### Work order
Go through the entries below from the first line and output each one exactly, up to and including the line with "Method of the".

### Extracted data
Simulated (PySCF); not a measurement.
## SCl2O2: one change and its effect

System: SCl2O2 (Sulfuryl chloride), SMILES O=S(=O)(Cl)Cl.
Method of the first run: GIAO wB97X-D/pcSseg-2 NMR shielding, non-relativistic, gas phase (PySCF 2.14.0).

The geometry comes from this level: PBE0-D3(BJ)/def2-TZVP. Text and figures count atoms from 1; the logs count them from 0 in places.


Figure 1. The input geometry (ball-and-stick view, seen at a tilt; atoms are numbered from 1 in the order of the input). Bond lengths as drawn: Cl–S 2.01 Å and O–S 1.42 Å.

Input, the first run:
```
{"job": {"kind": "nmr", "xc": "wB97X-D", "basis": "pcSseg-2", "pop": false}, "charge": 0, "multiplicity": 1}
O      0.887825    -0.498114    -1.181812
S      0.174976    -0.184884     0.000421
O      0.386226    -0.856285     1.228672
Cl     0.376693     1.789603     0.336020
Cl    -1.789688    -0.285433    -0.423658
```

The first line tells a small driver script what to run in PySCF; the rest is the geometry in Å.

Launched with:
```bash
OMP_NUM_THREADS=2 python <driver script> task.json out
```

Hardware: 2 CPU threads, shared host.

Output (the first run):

### Answer section
Simulated (PySCF); not a measurement.
## SCl2O2: one change and its effect

System: SCl2O2 (Sulfuryl chloride), SMILES O=S(=O)(Cl)Cl.
Method of the first run: GIAO wB97X-D/pcSseg-2 NMR shielding, non-relativistic, gas phase (PySCF 2.14.0).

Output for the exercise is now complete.